- - - - - - -

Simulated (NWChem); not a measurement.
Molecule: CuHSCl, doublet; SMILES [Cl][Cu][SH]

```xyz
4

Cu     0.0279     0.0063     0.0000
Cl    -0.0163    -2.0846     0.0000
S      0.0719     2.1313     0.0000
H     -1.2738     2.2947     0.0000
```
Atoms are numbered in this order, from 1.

- - - - - - -

Assigned task:
All the data above should be restated in full, exactly.

Your response:
Simulated (NWChem); not a measurement.
Molecule: CuHSCl, doublet; SMILES [Cl][Cu][SH]

```xyz
4

Cu     0.0279     0.0063     0.0000
Cl    -0.0163    -2.0846     0.0000
S      0.0719     2.1313     0.0000
H     -1.2738     2.2947     0.0000
```
Atoms are numbered in this order, from 1.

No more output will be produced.